* **Records supplied**:
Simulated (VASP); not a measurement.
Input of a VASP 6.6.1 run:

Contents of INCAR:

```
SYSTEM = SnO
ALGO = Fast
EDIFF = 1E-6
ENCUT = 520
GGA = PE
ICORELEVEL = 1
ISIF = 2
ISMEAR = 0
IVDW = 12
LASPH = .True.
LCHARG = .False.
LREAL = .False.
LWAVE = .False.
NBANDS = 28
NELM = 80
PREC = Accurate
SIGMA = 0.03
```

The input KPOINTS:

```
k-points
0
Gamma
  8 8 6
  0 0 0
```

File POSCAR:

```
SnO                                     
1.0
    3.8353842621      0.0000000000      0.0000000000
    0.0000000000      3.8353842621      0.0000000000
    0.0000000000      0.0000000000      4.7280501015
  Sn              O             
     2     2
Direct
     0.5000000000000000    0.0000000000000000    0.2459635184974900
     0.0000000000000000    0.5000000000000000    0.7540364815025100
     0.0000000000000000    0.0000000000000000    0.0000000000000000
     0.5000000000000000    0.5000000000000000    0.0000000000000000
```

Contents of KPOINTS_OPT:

* **Requirement**:
Transcribe the records in full, word for word.

* **Exercise output**:
Simulated (VASP); not a measurement.
Input of a VASP 6.6.1 run:

Contents of INCAR:

```
SYSTEM = SnO
ALGO = Fast
EDIFF = 1E-6
ENCUT = 520
GGA = PE
ICORELEVEL = 1
ISIF = 2
ISMEAR = 0
IVDW = 12
LASPH = .True.
LCHARG = .False.
LREAL = .False.
LWAVE = .False.
NBANDS = 28
NELM = 80
PREC = Accurate
SIGMA = 0.03
```

The input KPOINTS:

```
k-points
0
Gamma
  8 8 6
  0 0 0
```

File POSCAR:

```
SnO                                     
1.0
    3.8353842621      0.0000000000      0.0000000000
    0.0000000000      3.8353842621      0.0000000000
    0.0000000000      0.0000000000      4.7280501015
  Sn              O             
     2     2
Direct
     0.5000000000000000    0.0000000000000000    0.2459635184974900
     0.0000000000000000    0.5000000000000000    0.7540364815025100
     0.0000000000000000    0.0000000000000000    0.0000000000000000
     0.5000000000000000    0.5000000000000000    0.0000000000000000
```

Contents of KPOINTS_OPT:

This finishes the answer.